#### [Work instruction]
Every record that follows must be returned word for word.

#### [Material shown]
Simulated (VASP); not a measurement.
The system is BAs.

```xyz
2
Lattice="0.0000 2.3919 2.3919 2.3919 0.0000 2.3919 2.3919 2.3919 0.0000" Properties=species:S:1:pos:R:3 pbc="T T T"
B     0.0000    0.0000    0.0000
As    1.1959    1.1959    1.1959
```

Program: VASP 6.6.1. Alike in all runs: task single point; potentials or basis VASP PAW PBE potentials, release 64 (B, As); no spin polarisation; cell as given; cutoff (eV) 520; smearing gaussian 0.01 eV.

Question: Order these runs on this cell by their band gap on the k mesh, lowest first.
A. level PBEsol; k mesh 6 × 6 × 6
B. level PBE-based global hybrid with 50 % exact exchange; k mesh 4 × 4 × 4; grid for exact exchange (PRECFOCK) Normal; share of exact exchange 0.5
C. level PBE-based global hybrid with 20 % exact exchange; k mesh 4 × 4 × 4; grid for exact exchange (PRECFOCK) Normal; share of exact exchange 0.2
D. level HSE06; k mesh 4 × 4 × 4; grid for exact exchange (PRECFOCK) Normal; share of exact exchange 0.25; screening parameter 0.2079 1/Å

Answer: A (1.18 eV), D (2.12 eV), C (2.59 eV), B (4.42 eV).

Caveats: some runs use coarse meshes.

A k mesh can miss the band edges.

#### [Task response]
Simulated (VASP); not a measurement.
The system is BAs.

```xyz
2
Lattice="0.0000 2.3919 2.3919 2.3919 0.0000 2.3919 2.3919 2.3919 0.0000" Properties=species:S:1:pos:R:3 pbc="T T T"
B     0.0000    0.0000    0.0000
As    1.1959    1.1959    1.1959
```

Program: VASP 6.6.1. Alike in all runs: task single point; potentials or basis VASP PAW PBE potentials, release 64 (B, As); no spin polarisation; cell as given; cutoff (eV) 520; smearing gaussian 0.01 eV.

Question: Order these runs on this cell by their band gap on the k mesh, lowest first.
A. level PBEsol; k mesh 6 × 6 × 6
B. level PBE-based global hybrid with 50 % exact exchange; k mesh 4 × 4 × 4; grid for exact exchange (PRECFOCK) Normal; share of exact exchange 0.5
C. level PBE-based global hybrid with 20 % exact exchange; k mesh 4 × 4 × 4; grid for exact exchange (PRECFOCK) Normal; share of exact exchange 0.2
D. level HSE06; k mesh 4 × 4 × 4; grid for exact exchange (PRECFOCK) Normal; share of exact exchange 0.25; screening parameter 0.2079 1/Å

Answer: A (1.18 eV), D (2.12 eV), C (2.59 eV), B (4.42 eV).

Caveats: some runs use coarse meshes.

A k mesh can miss the band edges.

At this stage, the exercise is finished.